Work task: In the records below, begin at the line containing "The system is MgO." and end at the line containing "It took 73 s"; quote every line in that span exactly, including both boundary lines, and no others.

Dataset content:
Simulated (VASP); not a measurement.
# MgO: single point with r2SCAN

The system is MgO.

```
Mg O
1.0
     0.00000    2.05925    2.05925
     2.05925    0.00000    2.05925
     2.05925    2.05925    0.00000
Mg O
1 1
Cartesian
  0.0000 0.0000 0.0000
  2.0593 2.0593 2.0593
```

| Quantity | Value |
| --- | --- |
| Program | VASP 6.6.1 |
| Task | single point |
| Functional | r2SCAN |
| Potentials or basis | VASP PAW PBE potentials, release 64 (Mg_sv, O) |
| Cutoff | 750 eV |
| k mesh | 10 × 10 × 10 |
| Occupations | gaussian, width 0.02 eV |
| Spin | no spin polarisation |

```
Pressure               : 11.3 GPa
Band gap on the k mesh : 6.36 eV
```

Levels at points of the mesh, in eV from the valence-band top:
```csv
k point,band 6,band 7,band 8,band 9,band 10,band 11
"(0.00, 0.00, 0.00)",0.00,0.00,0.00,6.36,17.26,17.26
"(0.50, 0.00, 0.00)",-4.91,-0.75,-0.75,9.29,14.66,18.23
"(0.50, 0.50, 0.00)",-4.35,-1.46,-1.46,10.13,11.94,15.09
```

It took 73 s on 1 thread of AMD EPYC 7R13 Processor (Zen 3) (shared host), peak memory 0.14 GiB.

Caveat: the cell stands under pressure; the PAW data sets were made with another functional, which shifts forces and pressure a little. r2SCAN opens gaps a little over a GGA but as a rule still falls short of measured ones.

Worked solution:
The system is MgO.

```
Mg O
1.0
     0.00000    2.05925    2.05925
     2.05925    0.00000    2.05925
     2.05925    2.05925    0.00000
Mg O
1 1
Cartesian
  0.0000 0.0000 0.0000
  2.0593 2.0593 2.0593
```

| Quantity | Value |
| --- | --- |
| Program | VASP 6.6.1 |
| Task | single point |
| Functional | r2SCAN |
| Potentials or basis | VASP PAW PBE potentials, release 64 (Mg_sv, O) |
| Cutoff | 750 eV |
| k mesh | 10 × 10 × 10 |
| Occupations | gaussian, width 0.02 eV |
| Spin | no spin polarisation |

```
Pressure               : 11.3 GPa
Band gap on the k mesh : 6.36 eV
```

Levels at points of the mesh, in eV from the valence-band top:
```csv
k point,band 6,band 7,band 8,band 9,band 10,band 11
"(0.00, 0.00, 0.00)",0.00,0.00,0.00,6.36,17.26,17.26
"(0.50, 0.00, 0.00)",-4.91,-0.75,-0.75,9.29,14.66,18.23
"(0.50, 0.50, 0.00)",-4.35,-1.46,-1.46,10.13,11.94,15.09
```

It took 73 s on 1 thread of AMD EPYC 7R13 Processor (Zen 3) (shared host), peak memory 0.14 GiB.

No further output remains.